REQUIRED ACTION: Transcribe the lines from the start of the data below through the line with "Task: List the", word for word and nothing more.

SUPPLIED RECORDS:
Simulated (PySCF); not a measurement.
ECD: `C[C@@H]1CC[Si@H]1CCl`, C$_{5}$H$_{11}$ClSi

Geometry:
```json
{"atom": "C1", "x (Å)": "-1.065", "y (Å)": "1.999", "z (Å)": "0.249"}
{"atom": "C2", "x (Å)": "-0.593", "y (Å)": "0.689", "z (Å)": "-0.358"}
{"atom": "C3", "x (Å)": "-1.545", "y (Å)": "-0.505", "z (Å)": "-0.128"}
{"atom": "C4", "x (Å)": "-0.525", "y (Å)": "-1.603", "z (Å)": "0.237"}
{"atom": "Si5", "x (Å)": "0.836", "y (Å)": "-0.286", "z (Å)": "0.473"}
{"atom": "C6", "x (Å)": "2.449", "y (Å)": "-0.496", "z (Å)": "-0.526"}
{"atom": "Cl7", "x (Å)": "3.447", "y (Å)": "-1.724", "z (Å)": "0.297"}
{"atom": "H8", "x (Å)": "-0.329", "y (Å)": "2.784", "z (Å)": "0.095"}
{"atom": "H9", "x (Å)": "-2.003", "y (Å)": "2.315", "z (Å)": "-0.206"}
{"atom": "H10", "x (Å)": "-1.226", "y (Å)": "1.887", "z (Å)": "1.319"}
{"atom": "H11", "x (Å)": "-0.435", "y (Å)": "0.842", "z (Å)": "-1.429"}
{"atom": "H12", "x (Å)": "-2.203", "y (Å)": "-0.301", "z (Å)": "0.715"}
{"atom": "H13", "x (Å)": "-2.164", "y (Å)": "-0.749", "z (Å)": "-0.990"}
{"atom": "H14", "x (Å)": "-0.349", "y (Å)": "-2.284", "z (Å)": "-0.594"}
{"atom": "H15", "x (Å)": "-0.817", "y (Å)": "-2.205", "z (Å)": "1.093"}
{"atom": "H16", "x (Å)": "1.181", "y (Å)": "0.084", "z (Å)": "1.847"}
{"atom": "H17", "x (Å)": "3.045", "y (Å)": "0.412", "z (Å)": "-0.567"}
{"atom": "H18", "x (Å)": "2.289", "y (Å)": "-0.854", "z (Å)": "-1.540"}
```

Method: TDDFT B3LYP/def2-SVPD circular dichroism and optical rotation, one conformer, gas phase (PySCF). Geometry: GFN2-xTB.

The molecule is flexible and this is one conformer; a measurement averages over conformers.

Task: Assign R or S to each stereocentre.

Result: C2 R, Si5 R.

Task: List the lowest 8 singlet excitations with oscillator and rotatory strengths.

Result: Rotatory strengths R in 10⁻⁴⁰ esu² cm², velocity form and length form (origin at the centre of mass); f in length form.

SOLUTION:
Simulated (PySCF); not a measurement.
ECD: `C[C@@H]1CC[Si@H]1CCl`, C$_{5}$H$_{11}$ClSi

Geometry:
```json
{"atom": "C1", "x (Å)": "-1.065", "y (Å)": "1.999", "z (Å)": "0.249"}
{"atom": "C2", "x (Å)": "-0.593", "y (Å)": "0.689", "z (Å)": "-0.358"}
{"atom": "C3", "x (Å)": "-1.545", "y (Å)": "-0.505", "z (Å)": "-0.128"}
{"atom": "C4", "x (Å)": "-0.525", "y (Å)": "-1.603", "z (Å)": "0.237"}
{"atom": "Si5", "x (Å)": "0.836", "y (Å)": "-0.286", "z (Å)": "0.473"}
{"atom": "C6", "x (Å)": "2.449", "y (Å)": "-0.496", "z (Å)": "-0.526"}
{"atom": "Cl7", "x (Å)": "3.447", "y (Å)": "-1.724", "z (Å)": "0.297"}
{"atom": "H8", "x (Å)": "-0.329", "y (Å)": "2.784", "z (Å)": "0.095"}
{"atom": "H9", "x (Å)": "-2.003", "y (Å)": "2.315", "z (Å)": "-0.206"}
{"atom": "H10", "x (Å)": "-1.226", "y (Å)": "1.887", "z (Å)": "1.319"}
{"atom": "H11", "x (Å)": "-0.435", "y (Å)": "0.842", "z (Å)": "-1.429"}
{"atom": "H12", "x (Å)": "-2.203", "y (Å)": "-0.301", "z (Å)": "0.715"}
{"atom": "H13", "x (Å)": "-2.164", "y (Å)": "-0.749", "z (Å)": "-0.990"}
{"atom": "H14", "x (Å)": "-0.349", "y (Å)": "-2.284", "z (Å)": "-0.594"}
{"atom": "H15", "x (Å)": "-0.817", "y (Å)": "-2.205", "z (Å)": "1.093"}
{"atom": "H16", "x (Å)": "1.181", "y (Å)": "0.084", "z (Å)": "1.847"}
{"atom": "H17", "x (Å)": "3.045", "y (Å)": "0.412", "z (Å)": "-0.567"}
{"atom": "H18", "x (Å)": "2.289", "y (Å)": "-0.854", "z (Å)": "-1.540"}
```

Method: TDDFT B3LYP/def2-SVPD circular dichroism and optical rotation, one conformer, gas phase (PySCF). Geometry: GFN2-xTB.

The molecule is flexible and this is one conformer; a measurement averages over conformers.

Task: Assign R or S to each stereocentre.

Result: C2 R, Si5 R.

Task: List the lowest 8 singlet excitations with oscillator and rotatory strengths.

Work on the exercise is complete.